Material provided ▸
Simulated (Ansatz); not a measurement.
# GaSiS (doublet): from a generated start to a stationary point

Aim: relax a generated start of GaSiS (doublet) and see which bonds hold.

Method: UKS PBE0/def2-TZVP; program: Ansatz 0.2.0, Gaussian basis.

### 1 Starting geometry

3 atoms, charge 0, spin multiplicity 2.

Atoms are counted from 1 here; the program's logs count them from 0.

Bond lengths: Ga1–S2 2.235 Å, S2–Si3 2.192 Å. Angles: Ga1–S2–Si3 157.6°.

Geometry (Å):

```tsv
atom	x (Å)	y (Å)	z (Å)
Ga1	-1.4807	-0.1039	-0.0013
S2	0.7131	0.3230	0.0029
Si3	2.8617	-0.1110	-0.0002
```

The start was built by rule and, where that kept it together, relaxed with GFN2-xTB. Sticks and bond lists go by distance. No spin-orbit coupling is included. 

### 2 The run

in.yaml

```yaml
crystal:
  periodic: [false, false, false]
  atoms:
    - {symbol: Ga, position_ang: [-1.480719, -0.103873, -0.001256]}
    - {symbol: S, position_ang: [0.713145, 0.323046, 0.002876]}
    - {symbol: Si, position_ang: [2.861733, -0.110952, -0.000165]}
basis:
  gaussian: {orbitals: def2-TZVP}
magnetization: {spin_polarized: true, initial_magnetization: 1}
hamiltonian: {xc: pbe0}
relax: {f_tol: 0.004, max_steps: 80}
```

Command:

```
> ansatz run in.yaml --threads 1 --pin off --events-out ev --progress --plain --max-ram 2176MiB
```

Action item ▸
The records above are to be given again in full, word for word.

Task response ▸
Simulated (Ansatz); not a measurement.
# GaSiS (doublet): from a generated start to a stationary point

Aim: relax a generated start of GaSiS (doublet) and see which bonds hold.

Method: UKS PBE0/def2-TZVP; program: Ansatz 0.2.0, Gaussian basis.

### 1 Starting geometry

3 atoms, charge 0, spin multiplicity 2.

Atoms are counted from 1 here; the program's logs count them from 0.

Bond lengths: Ga1–S2 2.235 Å, S2–Si3 2.192 Å. Angles: Ga1–S2–Si3 157.6°.

Geometry (Å):

```tsv
atom	x (Å)	y (Å)	z (Å)
Ga1	-1.4807	-0.1039	-0.0013
S2	0.7131	0.3230	0.0029
Si3	2.8617	-0.1110	-0.0002
```

The start was built by rule and, where that kept it together, relaxed with GFN2-xTB. Sticks and bond lists go by distance. No spin-orbit coupling is included. 

### 2 The run

in.yaml

```yaml
crystal:
  periodic: [false, false, false]
  atoms:
    - {symbol: Ga, position_ang: [-1.480719, -0.103873, -0.001256]}
    - {symbol: S, position_ang: [0.713145, 0.323046, 0.002876]}
    - {symbol: Si, position_ang: [2.861733, -0.110952, -0.000165]}
basis:
  gaussian: {orbitals: def2-TZVP}
magnetization: {spin_polarized: true, initial_magnetization: 1}
hamiltonian: {xc: pbe0}
relax: {f_tol: 0.004, max_steps: 80}
```

Command:

```
> ansatz run in.yaml --threads 1 --pin off --events-out ev --progress --plain --max-ram 2176MiB
```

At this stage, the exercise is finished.